> **Work order**:
Down to the last line, reproduce the data below exactly.

========

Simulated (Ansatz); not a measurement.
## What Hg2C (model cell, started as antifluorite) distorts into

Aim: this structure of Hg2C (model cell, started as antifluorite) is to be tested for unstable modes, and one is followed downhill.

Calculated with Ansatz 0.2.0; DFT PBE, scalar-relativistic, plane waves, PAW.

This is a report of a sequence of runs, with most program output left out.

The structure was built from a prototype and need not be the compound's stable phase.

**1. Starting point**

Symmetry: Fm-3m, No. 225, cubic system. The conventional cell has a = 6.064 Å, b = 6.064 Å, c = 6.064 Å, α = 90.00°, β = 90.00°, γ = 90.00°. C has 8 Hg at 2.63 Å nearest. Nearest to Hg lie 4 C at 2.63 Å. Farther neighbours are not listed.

========

> **Response**:
Simulated (Ansatz); not a measurement.
## What Hg2C (model cell, started as antifluorite) distorts into

Aim: this structure of Hg2C (model cell, started as antifluorite) is to be tested for unstable modes, and one is followed downhill.

Calculated with Ansatz 0.2.0; DFT PBE, scalar-relativistic, plane waves, PAW.

This is a report of a sequence of runs, with most program output left out.

The structure was built from a prototype and need not be the compound's stable phase.

**1. Starting point**

Symmetry: Fm-3m, No. 225, cubic system. The conventional cell has a = 6.064 Å, b = 6.064 Å, c = 6.064 Å, α = 90.00°, β = 90.00°, γ = 90.00°. C has 8 Hg at 2.63 Å nearest. Nearest to Hg lie 4 C at 2.63 Å. Farther neighbours are not listed.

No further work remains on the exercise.